......
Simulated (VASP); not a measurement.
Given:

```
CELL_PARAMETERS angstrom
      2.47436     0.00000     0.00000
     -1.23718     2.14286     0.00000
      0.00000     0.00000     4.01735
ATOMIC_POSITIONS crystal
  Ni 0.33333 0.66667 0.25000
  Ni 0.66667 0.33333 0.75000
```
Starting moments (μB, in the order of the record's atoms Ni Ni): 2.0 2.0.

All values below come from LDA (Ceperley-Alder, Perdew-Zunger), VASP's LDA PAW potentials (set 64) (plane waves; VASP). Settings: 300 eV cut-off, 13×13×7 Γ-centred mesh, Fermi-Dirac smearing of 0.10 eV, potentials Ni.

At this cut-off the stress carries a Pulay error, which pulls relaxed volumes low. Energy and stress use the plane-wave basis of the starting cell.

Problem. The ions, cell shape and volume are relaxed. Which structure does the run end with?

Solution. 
......

▸ **Work instruction**:
All of the entries above are to be written out again exactly.

▸ **Expected answer**:
Simulated (VASP); not a measurement.
Given:

```
CELL_PARAMETERS angstrom
      2.47436     0.00000     0.00000
     -1.23718     2.14286     0.00000
      0.00000     0.00000     4.01735
ATOMIC_POSITIONS crystal
  Ni 0.33333 0.66667 0.25000
  Ni 0.66667 0.33333 0.75000
```
Starting moments (μB, in the order of the record's atoms Ni Ni): 2.0 2.0.

All values below come from LDA (Ceperley-Alder, Perdew-Zunger), VASP's LDA PAW potentials (set 64) (plane waves; VASP). Settings: 300 eV cut-off, 13×13×7 Γ-centred mesh, Fermi-Dirac smearing of 0.10 eV, potentials Ni.

At this cut-off the stress carries a Pulay error, which pulls relaxed volumes low. Energy and stress use the plane-wave basis of the starting cell.

Problem. The ions, cell shape and volume are relaxed. Which structure does the run end with?

Solution. 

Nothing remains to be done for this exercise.